[[ RECORD SET open ]]
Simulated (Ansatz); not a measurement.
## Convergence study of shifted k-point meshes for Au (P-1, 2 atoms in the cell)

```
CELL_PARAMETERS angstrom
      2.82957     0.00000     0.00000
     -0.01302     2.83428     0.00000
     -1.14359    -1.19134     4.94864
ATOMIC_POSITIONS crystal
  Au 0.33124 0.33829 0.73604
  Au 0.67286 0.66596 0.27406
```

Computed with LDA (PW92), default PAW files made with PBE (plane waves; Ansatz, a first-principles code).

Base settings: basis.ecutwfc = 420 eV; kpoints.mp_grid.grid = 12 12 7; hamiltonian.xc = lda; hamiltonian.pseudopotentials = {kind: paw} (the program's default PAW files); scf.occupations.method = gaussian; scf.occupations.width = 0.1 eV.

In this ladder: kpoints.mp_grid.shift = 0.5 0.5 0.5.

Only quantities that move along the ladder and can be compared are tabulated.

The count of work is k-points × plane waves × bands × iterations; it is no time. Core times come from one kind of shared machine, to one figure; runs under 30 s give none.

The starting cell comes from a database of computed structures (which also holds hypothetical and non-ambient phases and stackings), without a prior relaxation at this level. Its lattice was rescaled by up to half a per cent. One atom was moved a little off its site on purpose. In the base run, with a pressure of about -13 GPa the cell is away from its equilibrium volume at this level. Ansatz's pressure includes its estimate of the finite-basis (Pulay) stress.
[[ RECORD SET closed ]]

Could you reproduce exactly the lines of the entries above, from the one with "Only quantities that" through the one with "The count of", and nothing else?

EXPECTED ANSWER:
Only quantities that move along the ladder and can be compared are tabulated.

The count of work is k-points × plane waves × bands × iterations; it is no time. Core times come from one kind of shared machine, to one figure; runs under 30 s give none.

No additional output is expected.